-- INFORMATION PROVIDED follows --
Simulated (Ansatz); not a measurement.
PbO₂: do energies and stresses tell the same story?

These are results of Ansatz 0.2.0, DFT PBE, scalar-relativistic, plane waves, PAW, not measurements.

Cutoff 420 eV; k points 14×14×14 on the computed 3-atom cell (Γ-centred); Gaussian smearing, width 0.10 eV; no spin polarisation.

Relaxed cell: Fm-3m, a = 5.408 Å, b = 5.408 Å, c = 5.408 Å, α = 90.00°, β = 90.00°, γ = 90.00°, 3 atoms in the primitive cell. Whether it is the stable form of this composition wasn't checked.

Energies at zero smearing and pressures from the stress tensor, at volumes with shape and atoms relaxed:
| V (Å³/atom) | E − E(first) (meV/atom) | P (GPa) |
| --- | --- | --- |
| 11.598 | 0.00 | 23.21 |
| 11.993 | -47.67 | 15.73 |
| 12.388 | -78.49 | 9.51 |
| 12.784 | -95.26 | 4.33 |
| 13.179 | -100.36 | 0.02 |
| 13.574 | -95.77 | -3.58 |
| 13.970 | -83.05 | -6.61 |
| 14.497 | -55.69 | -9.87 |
-- INFORMATION PROVIDED concluded --

• **REQUIREMENT**: From the first line of the data above to the line containing "-83.05 | -6.61 |", repeat everything exactly and add nothing.

• **EXERCISE SOLUTION**:
Simulated (Ansatz); not a measurement.
PbO₂: do energies and stresses tell the same story?

These are results of Ansatz 0.2.0, DFT PBE, scalar-relativistic, plane waves, PAW, not measurements.

Cutoff 420 eV; k points 14×14×14 on the computed 3-atom cell (Γ-centred); Gaussian smearing, width 0.10 eV; no spin polarisation.

Relaxed cell: Fm-3m, a = 5.408 Å, b = 5.408 Å, c = 5.408 Å, α = 90.00°, β = 90.00°, γ = 90.00°, 3 atoms in the primitive cell. Whether it is the stable form of this composition wasn't checked.

Energies at zero smearing and pressures from the stress tensor, at volumes with shape and atoms relaxed:
| V (Å³/atom) | E − E(first) (meV/atom) | P (GPa) |
| --- | --- | --- |
| 11.598 | 0.00 | 23.21 |
| 11.993 | -47.67 | 15.73 |
| 12.388 | -78.49 | 9.51 |
| 12.784 | -95.26 | 4.33 |
| 13.179 | -100.36 | 0.02 |
| 13.574 | -95.77 | -3.58 |
| 13.970 | -83.05 | -6.61 |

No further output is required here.